### WORK INSTRUCTION
Repeat exactly what appears from the opening line of the listing to the line with "Result: B = hν/(g", inclusive.

--------------------
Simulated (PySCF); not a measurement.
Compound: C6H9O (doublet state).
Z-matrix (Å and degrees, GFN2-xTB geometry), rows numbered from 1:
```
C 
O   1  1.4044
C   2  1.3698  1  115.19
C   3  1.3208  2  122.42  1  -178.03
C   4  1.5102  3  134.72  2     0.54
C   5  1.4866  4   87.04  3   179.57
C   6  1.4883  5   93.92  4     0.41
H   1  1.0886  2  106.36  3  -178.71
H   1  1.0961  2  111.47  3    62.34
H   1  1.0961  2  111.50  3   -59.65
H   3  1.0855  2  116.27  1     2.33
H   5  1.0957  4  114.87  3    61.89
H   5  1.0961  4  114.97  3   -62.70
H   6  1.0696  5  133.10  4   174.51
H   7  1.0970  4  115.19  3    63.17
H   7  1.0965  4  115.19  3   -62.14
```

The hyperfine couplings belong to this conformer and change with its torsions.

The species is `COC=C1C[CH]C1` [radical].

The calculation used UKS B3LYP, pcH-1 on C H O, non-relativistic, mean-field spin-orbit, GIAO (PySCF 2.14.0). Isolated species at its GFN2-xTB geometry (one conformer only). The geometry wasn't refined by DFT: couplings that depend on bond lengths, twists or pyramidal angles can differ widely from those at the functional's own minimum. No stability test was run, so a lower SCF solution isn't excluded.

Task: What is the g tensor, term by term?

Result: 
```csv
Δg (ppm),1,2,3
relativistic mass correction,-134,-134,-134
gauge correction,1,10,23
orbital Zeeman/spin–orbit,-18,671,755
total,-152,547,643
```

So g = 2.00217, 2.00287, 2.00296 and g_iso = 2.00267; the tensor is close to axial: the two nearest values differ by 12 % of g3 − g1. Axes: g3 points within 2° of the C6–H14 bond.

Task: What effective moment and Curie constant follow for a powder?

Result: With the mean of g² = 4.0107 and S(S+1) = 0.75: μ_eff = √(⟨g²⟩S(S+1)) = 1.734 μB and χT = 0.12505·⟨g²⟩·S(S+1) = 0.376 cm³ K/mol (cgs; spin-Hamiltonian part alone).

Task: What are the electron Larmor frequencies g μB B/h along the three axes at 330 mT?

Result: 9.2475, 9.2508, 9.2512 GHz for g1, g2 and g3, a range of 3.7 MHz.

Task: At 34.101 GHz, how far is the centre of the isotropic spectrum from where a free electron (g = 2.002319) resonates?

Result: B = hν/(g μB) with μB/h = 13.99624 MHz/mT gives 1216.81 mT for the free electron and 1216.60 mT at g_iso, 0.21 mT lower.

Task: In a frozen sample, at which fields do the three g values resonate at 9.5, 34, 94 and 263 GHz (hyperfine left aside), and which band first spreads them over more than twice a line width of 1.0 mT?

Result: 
--------------------

### EXERCISE RESPONSE
Simulated (PySCF); not a measurement.
Compound: C6H9O (doublet state).
Z-matrix (Å and degrees, GFN2-xTB geometry), rows numbered from 1:
```
C 
O   1  1.4044
C   2  1.3698  1  115.19
C   3  1.3208  2  122.42  1  -178.03
C   4  1.5102  3  134.72  2     0.54
C   5  1.4866  4   87.04  3   179.57
C   6  1.4883  5   93.92  4     0.41
H   1  1.0886  2  106.36  3  -178.71
H   1  1.0961  2  111.47  3    62.34
H   1  1.0961  2  111.50  3   -59.65
H   3  1.0855  2  116.27  1     2.33
H   5  1.0957  4  114.87  3    61.89
H   5  1.0961  4  114.97  3   -62.70
H   6  1.0696  5  133.10  4   174.51
H   7  1.0970  4  115.19  3    63.17
H   7  1.0965  4  115.19  3   -62.14
```

The hyperfine couplings belong to this conformer and change with its torsions.

The species is `COC=C1C[CH]C1` [radical].

The calculation used UKS B3LYP, pcH-1 on C H O, non-relativistic, mean-field spin-orbit, GIAO (PySCF 2.14.0). Isolated species at its GFN2-xTB geometry (one conformer only). The geometry wasn't refined by DFT: couplings that depend on bond lengths, twists or pyramidal angles can differ widely from those at the functional's own minimum. No stability test was run, so a lower SCF solution isn't excluded.

Task: What is the g tensor, term by term?

Result: 
```csv
Δg (ppm),1,2,3
relativistic mass correction,-134,-134,-134
gauge correction,1,10,23
orbital Zeeman/spin–orbit,-18,671,755
total,-152,547,643
```

So g = 2.00217, 2.00287, 2.00296 and g_iso = 2.00267; the tensor is close to axial: the two nearest values differ by 12 % of g3 − g1. Axes: g3 points within 2° of the C6–H14 bond.

Task: What effective moment and Curie constant follow for a powder?

Result: With the mean of g² = 4.0107 and S(S+1) = 0.75: μ_eff = √(⟨g²⟩S(S+1)) = 1.734 μB and χT = 0.12505·⟨g²⟩·S(S+1) = 0.376 cm³ K/mol (cgs; spin-Hamiltonian part alone).

Task: What are the electron Larmor frequencies g μB B/h along the three axes at 330 mT?

Result: 9.2475, 9.2508, 9.2512 GHz for g1, g2 and g3, a range of 3.7 MHz.

Task: At 34.101 GHz, how far is the centre of the isotropic spectrum from where a free electron (g = 2.002319) resonates?

Result: B = hν/(g μB) with μB/h = 13.99624 MHz/mT gives 1216.81 mT for the free electron and 1216.60 mT at g_iso, 0.21 mT lower.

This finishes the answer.